I need the lines below from the one with "How do the settings" down to the one with "Program: GPAW 26.7.0;" reproduced exactly, both ends included, and nothing else.

──────── EXCERPTED RECORDS ────────
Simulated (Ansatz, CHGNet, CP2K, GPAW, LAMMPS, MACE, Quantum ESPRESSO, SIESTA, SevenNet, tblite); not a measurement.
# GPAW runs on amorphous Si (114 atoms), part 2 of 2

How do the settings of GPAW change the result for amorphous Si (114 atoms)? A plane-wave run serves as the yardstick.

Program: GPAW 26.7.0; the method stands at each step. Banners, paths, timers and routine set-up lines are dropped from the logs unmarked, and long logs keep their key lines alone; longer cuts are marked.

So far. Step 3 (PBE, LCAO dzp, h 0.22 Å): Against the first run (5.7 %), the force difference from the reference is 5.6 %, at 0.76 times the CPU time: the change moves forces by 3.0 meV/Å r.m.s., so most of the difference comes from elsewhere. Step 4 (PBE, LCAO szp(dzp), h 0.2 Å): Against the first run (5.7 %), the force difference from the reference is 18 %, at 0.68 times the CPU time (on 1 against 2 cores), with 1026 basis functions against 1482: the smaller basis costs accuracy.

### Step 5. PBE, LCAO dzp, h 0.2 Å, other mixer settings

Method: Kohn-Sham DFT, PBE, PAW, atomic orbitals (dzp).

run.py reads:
────────

_EXERCISE ANSWER_.
How do the settings of GPAW change the result for amorphous Si (114 atoms)? A plane-wave run serves as the yardstick.

Program: GPAW 26.7.0; the method stands at each step. Banners, paths, timers and routine set-up lines are dropped from the logs unmarked, and long logs keep their key lines alone; longer cuts are marked.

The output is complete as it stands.